********************

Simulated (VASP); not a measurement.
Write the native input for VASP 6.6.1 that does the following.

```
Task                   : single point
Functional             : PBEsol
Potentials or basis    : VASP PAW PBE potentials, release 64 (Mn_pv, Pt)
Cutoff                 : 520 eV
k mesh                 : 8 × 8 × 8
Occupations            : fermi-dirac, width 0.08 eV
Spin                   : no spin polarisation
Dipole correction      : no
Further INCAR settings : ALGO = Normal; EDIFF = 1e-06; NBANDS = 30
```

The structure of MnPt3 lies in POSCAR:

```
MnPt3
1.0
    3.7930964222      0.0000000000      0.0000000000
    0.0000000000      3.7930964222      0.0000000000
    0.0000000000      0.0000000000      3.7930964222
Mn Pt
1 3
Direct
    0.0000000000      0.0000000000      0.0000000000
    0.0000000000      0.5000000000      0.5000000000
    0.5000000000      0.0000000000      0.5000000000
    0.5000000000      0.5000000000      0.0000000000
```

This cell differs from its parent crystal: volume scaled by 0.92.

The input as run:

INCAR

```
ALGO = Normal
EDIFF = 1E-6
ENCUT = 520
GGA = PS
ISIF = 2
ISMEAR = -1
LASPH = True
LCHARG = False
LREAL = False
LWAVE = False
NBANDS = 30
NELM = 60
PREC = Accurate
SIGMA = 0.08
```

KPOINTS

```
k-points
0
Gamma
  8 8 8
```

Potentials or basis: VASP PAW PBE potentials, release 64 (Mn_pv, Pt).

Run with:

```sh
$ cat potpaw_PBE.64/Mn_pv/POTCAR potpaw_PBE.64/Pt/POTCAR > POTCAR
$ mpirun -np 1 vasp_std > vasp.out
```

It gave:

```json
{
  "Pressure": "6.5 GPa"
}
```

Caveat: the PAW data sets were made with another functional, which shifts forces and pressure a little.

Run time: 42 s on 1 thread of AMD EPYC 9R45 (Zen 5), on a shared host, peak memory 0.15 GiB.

********************

Work order. From the first line of the listing above to the line that contains "Caveat: the PAW", inclusive, restate every line word for word. Nothing else belongs in the answer.

Problem solution.
Simulated (VASP); not a measurement.
Write the native input for VASP 6.6.1 that does the following.

```
Task                   : single point
Functional             : PBEsol
Potentials or basis    : VASP PAW PBE potentials, release 64 (Mn_pv, Pt)
Cutoff                 : 520 eV
k mesh                 : 8 × 8 × 8
Occupations            : fermi-dirac, width 0.08 eV
Spin                   : no spin polarisation
Dipole correction      : no
Further INCAR settings : ALGO = Normal; EDIFF = 1e-06; NBANDS = 30
```

The structure of MnPt3 lies in POSCAR:

```
MnPt3
1.0
    3.7930964222      0.0000000000      0.0000000000
    0.0000000000      3.7930964222      0.0000000000
    0.0000000000      0.0000000000      3.7930964222
Mn Pt
1 3
Direct
    0.0000000000      0.0000000000      0.0000000000
    0.0000000000      0.5000000000      0.5000000000
    0.5000000000      0.0000000000      0.5000000000
    0.5000000000      0.5000000000      0.0000000000
```

This cell differs from its parent crystal: volume scaled by 0.92.

The input as run:

INCAR

```
ALGO = Normal
EDIFF = 1E-6
ENCUT = 520
GGA = PS
ISIF = 2
ISMEAR = -1
LASPH = True
LCHARG = False
LREAL = False
LWAVE = False
NBANDS = 30
NELM = 60
PREC = Accurate
SIGMA = 0.08
```

KPOINTS

```
k-points
0
Gamma
  8 8 8
```

Potentials or basis: VASP PAW PBE potentials, release 64 (Mn_pv, Pt).

Run with:

```sh
$ cat potpaw_PBE.64/Mn_pv/POTCAR potpaw_PBE.64/Pt/POTCAR > POTCAR
$ mpirun -np 1 vasp_std > vasp.out
```

It gave:

```json
{
  "Pressure": "6.5 GPa"
}
```

Caveat: the PAW data sets were made with another functional, which shifts forces and pressure a little.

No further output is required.